Work task
Each entry must appear again exactly as it does in the source.

....
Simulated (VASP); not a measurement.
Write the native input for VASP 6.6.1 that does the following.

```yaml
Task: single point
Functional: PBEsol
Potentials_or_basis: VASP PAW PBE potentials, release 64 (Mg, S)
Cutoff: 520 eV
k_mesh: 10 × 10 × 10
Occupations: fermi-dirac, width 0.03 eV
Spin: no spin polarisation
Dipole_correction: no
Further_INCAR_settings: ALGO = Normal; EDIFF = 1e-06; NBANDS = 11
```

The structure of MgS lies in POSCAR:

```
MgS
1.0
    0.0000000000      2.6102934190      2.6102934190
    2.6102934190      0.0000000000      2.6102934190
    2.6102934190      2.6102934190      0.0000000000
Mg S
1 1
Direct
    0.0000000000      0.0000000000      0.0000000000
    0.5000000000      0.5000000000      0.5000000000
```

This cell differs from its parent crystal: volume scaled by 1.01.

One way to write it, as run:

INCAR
....

Result
Simulated (VASP); not a measurement.
Write the native input for VASP 6.6.1 that does the following.

```yaml
Task: single point
Functional: PBEsol
Potentials_or_basis: VASP PAW PBE potentials, release 64 (Mg, S)
Cutoff: 520 eV
k_mesh: 10 × 10 × 10
Occupations: fermi-dirac, width 0.03 eV
Spin: no spin polarisation
Dipole_correction: no
Further_INCAR_settings: ALGO = Normal; EDIFF = 1e-06; NBANDS = 11
```

The structure of MgS lies in POSCAR:

```
MgS
1.0
    0.0000000000      2.6102934190      2.6102934190
    2.6102934190      0.0000000000      2.6102934190
    2.6102934190      2.6102934190      0.0000000000
Mg S
1 1
Direct
    0.0000000000      0.0000000000      0.0000000000
    0.5000000000      0.5000000000      0.5000000000
```

This cell differs from its parent crystal: volume scaled by 1.01.

One way to write it, as run:

INCAR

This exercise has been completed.